## Assignment
Your answer is the lines below, exactly, from the one that contains "Ansatz 0.2.0 |" through the one that contains "Result: Pressure -2.4", both included.

## Data for analysis
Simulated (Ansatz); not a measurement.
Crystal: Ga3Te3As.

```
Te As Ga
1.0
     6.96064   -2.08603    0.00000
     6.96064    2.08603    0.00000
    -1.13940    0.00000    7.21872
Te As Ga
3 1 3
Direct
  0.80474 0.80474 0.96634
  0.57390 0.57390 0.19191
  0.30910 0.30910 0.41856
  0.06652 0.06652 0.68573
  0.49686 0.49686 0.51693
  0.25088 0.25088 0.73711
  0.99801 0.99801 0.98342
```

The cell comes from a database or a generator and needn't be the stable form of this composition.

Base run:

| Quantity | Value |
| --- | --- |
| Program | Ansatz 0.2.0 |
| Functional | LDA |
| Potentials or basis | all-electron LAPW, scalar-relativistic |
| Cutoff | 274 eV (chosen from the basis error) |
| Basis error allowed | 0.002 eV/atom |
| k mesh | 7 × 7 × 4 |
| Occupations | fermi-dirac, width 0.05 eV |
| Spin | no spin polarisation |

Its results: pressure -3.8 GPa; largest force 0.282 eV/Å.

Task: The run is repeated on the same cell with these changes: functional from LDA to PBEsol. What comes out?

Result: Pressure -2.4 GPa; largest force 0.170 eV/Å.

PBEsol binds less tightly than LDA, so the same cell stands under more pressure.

## Response box
| Program | Ansatz 0.2.0 |
| Functional | LDA |
| Potentials or basis | all-electron LAPW, scalar-relativistic |
| Cutoff | 274 eV (chosen from the basis error) |
| Basis error allowed | 0.002 eV/atom |
| k mesh | 7 × 7 × 4 |
| Occupations | fermi-dirac, width 0.05 eV |
| Spin | no spin polarisation |

Its results: pressure -3.8 GPa; largest force 0.282 eV/Å.

Task: The run is repeated on the same cell with these changes: functional from LDA to PBEsol. What comes out?

Result: Pressure -2.4 GPa; largest force 0.170 eV/Å.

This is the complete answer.